# # #

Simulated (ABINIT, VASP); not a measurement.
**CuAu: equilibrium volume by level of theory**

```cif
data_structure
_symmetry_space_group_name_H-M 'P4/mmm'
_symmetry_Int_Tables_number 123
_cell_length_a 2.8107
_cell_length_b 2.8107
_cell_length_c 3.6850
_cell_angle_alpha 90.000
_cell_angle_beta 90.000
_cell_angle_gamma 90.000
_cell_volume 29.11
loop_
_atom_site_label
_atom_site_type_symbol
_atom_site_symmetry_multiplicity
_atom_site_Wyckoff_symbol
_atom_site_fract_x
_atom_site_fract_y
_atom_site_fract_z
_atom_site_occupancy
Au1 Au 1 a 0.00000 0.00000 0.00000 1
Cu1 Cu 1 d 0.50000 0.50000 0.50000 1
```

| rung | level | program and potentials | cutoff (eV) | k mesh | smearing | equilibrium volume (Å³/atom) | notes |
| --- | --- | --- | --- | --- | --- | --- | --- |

# # #

→ **Activity**: Repeat every line of the material exactly as given.

→ **Exercise output**:
Simulated (ABINIT, VASP); not a measurement.
**CuAu: equilibrium volume by level of theory**

```cif
data_structure
_symmetry_space_group_name_H-M 'P4/mmm'
_symmetry_Int_Tables_number 123
_cell_length_a 2.8107
_cell_length_b 2.8107
_cell_length_c 3.6850
_cell_angle_alpha 90.000
_cell_angle_beta 90.000
_cell_angle_gamma 90.000
_cell_volume 29.11
loop_
_atom_site_label
_atom_site_type_symbol
_atom_site_symmetry_multiplicity
_atom_site_Wyckoff_symbol
_atom_site_fract_x
_atom_site_fract_y
_atom_site_fract_z
_atom_site_occupancy
Au1 Au 1 a 0.00000 0.00000 0.00000 1
Cu1 Cu 1 d 0.50000 0.50000 0.50000 1
```

| rung | level | program and potentials | cutoff (eV) | k mesh | smearing | equilibrium volume (Å³/atom) | notes |
| --- | --- | --- | --- | --- | --- | --- | --- |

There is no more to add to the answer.